RECORDS SHOWN below:

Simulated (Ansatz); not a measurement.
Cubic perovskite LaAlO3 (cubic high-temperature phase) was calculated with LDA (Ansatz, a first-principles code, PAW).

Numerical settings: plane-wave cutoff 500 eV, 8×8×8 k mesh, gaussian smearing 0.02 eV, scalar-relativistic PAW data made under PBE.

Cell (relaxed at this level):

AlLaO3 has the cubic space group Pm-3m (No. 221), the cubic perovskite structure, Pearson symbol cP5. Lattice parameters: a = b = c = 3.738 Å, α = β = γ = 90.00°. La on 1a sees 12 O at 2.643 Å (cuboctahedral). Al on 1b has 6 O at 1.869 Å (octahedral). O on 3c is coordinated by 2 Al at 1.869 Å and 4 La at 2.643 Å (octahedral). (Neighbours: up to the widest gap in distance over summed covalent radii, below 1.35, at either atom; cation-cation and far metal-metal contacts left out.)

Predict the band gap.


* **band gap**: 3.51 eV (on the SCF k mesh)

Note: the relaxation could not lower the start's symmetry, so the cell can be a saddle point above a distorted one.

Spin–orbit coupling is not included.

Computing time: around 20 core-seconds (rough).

End of RECORDS SHOWN.

WORK ORDER
Look in the material above for the line with "Note: the relaxation" and the line with "Spin–orbit coupling is not included.", and transcribe exactly those lines and all lines between them, nothing more.

YOUR RESPONSE
Note: the relaxation could not lower the start's symmetry, so the cell can be a saddle point above a distorted one.

Spin–orbit coupling is not included.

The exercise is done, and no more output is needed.